**Work task**
The listing below is to be reproduced in full, character for character.

**Listed entries**
####################
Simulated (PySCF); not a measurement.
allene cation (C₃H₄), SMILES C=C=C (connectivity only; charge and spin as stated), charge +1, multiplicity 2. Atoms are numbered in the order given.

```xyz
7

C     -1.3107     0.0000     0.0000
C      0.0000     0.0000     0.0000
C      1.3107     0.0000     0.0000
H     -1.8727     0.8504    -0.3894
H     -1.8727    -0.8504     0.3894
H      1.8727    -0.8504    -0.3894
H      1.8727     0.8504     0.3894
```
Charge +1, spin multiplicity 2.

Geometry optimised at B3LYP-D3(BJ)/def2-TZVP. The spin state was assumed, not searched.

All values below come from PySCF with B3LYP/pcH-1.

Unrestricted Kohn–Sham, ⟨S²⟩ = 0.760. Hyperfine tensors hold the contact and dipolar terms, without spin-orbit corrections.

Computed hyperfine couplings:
####################

**Answer box**
Simulated (PySCF); not a measurement.
allene cation (C₃H₄), SMILES C=C=C (connectivity only; charge and spin as stated), charge +1, multiplicity 2. Atoms are numbered in the order given.

```xyz
7

C     -1.3107     0.0000     0.0000
C      0.0000     0.0000     0.0000
C      1.3107     0.0000     0.0000
H     -1.8727     0.8504    -0.3894
H     -1.8727    -0.8504     0.3894
H      1.8727    -0.8504    -0.3894
H      1.8727     0.8504     0.3894
```
Charge +1, spin multiplicity 2.

Geometry optimised at B3LYP-D3(BJ)/def2-TZVP. The spin state was assumed, not searched.

All values below come from PySCF with B3LYP/pcH-1.

Unrestricted Kohn–Sham, ⟨S²⟩ = 0.760. Hyperfine tensors hold the contact and dipolar terms, without spin-orbit corrections.

Computed hyperfine couplings:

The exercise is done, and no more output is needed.